→ **Required action**
Exact copies of all records below are needed.

→ **Provided information**
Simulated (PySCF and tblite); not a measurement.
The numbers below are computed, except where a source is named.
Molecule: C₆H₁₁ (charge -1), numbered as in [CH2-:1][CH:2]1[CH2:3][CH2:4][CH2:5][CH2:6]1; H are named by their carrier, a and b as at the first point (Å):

→ **Task output**
Simulated (PySCF and tblite); not a measurement.
The numbers below are computed, except where a source is named.
Molecule: C₆H₁₁ (charge -1), numbered as in [CH2-:1][CH:2]1[CH2:3][CH2:4][CH2:5][CH2:6]1; H are named by their carrier, a and b as at the first point (Å):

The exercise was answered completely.